> **Material supplied**
[Start of Attachment]

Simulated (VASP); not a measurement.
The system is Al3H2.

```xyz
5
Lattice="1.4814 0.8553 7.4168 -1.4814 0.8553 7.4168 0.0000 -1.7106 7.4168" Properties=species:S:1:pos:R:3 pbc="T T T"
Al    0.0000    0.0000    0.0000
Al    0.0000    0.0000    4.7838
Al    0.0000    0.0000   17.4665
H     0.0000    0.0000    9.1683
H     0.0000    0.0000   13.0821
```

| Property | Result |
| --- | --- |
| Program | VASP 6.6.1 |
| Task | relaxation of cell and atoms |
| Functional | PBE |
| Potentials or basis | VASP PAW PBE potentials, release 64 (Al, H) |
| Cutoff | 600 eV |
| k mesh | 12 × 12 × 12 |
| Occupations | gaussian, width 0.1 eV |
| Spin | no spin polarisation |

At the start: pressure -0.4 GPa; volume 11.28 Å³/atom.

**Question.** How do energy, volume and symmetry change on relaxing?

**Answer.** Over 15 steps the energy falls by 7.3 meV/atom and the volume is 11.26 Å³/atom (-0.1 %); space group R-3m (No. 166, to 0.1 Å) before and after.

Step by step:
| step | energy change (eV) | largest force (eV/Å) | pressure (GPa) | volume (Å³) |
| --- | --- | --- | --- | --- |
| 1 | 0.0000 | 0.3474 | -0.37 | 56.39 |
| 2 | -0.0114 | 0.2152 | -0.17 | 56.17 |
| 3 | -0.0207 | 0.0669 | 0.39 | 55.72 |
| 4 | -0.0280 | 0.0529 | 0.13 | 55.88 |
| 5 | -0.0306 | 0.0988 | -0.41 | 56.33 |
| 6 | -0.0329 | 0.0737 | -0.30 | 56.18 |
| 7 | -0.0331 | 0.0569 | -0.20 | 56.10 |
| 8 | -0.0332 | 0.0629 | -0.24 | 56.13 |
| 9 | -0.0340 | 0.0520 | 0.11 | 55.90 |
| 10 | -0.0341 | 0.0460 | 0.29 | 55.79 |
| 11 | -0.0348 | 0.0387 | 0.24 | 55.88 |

[End of Attachment]

> **Work instruction**
Set down, exactly as they appear above, all lines from the one that has "64 (Al, H) |" down to the one that has "-0.41 | 56.33 |", including those two and no others.

> **Worked solution**
| Potentials or basis | VASP PAW PBE potentials, release 64 (Al, H) |
| Cutoff | 600 eV |
| k mesh | 12 × 12 × 12 |
| Occupations | gaussian, width 0.1 eV |
| Spin | no spin polarisation |

At the start: pressure -0.4 GPa; volume 11.28 Å³/atom.

**Question.** How do energy, volume and symmetry change on relaxing?

**Answer.** Over 15 steps the energy falls by 7.3 meV/atom and the volume is 11.26 Å³/atom (-0.1 %); space group R-3m (No. 166, to 0.1 Å) before and after.

Step by step:
| step | energy change (eV) | largest force (eV/Å) | pressure (GPa) | volume (Å³) |
| --- | --- | --- | --- | --- |
| 1 | 0.0000 | 0.3474 | -0.37 | 56.39 |
| 2 | -0.0114 | 0.2152 | -0.17 | 56.17 |
| 3 | -0.0207 | 0.0669 | 0.39 | 55.72 |
| 4 | -0.0280 | 0.0529 | 0.13 | 55.88 |
| 5 | -0.0306 | 0.0988 | -0.41 | 56.33 |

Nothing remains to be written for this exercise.